Work order:
From the records below, copy out exactly the lines from the one containing "Computed with a" to the one containing "Working it through: the", both included. Add nothing else.

——

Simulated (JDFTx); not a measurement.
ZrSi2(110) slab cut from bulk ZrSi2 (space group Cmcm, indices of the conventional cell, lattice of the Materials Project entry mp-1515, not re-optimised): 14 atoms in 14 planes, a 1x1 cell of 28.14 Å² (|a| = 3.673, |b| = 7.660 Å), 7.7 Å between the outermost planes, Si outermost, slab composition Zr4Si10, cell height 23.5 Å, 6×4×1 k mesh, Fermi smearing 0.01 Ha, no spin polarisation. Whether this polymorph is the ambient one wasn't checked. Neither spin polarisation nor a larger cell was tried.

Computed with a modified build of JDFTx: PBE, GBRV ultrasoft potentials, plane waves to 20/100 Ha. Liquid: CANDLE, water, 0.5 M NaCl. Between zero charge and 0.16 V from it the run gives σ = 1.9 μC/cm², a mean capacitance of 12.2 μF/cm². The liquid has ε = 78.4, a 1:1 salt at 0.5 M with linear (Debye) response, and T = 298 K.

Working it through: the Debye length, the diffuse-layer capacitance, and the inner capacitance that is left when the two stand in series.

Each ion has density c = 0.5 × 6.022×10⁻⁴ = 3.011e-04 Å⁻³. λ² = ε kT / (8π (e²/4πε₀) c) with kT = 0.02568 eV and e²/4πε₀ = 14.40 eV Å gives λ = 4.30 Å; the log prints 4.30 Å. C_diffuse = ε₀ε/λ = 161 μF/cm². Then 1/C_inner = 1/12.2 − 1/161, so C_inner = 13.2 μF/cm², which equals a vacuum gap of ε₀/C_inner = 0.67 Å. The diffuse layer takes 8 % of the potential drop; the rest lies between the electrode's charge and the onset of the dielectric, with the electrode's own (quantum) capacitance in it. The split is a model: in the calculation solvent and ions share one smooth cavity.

——

Task output:
Computed with a modified build of JDFTx: PBE, GBRV ultrasoft potentials, plane waves to 20/100 Ha. Liquid: CANDLE, water, 0.5 M NaCl. Between zero charge and 0.16 V from it the run gives σ = 1.9 μC/cm², a mean capacitance of 12.2 μF/cm². The liquid has ε = 78.4, a 1:1 salt at 0.5 M with linear (Debye) response, and T = 298 K.

Working it through: the Debye length, the diffuse-layer capacitance, and the inner capacitance that is left when the two stand in series.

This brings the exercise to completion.